EXERCISE
Copy the records below character for character.

[DATA UNDER STUDY — start]
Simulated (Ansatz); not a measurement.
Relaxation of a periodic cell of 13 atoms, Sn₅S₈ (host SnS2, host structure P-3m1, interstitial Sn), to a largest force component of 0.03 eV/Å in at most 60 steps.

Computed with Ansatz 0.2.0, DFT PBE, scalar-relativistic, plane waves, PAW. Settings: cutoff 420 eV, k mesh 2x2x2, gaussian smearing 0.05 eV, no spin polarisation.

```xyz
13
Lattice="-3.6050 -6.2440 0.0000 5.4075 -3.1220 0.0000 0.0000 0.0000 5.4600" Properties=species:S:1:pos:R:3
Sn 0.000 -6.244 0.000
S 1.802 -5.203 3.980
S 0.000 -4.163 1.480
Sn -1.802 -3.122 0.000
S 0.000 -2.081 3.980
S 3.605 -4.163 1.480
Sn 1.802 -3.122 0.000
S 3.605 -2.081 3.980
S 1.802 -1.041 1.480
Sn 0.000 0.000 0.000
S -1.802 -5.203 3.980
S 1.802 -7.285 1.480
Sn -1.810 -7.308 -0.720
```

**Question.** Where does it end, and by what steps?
[DATA UNDER STUDY — finish]

EXPECTED ANSWER
Simulated (Ansatz); not a measurement.
Relaxation of a periodic cell of 13 atoms, Sn₅S₈ (host SnS2, host structure P-3m1, interstitial Sn), to a largest force component of 0.03 eV/Å in at most 60 steps.

Computed with Ansatz 0.2.0, DFT PBE, scalar-relativistic, plane waves, PAW. Settings: cutoff 420 eV, k mesh 2x2x2, gaussian smearing 0.05 eV, no spin polarisation.

```xyz
13
Lattice="-3.6050 -6.2440 0.0000 5.4075 -3.1220 0.0000 0.0000 0.0000 5.4600" Properties=species:S:1:pos:R:3
Sn 0.000 -6.244 0.000
S 1.802 -5.203 3.980
S 0.000 -4.163 1.480
Sn -1.802 -3.122 0.000
S 0.000 -2.081 3.980
S 3.605 -4.163 1.480
Sn 1.802 -3.122 0.000
S 3.605 -2.081 3.980
S 1.802 -1.041 1.480
Sn 0.000 0.000 0.000
S -1.802 -5.203 3.980
S 1.802 -7.285 1.480
Sn -1.810 -7.308 -0.720
```

**Question.** Where does it end, and by what steps?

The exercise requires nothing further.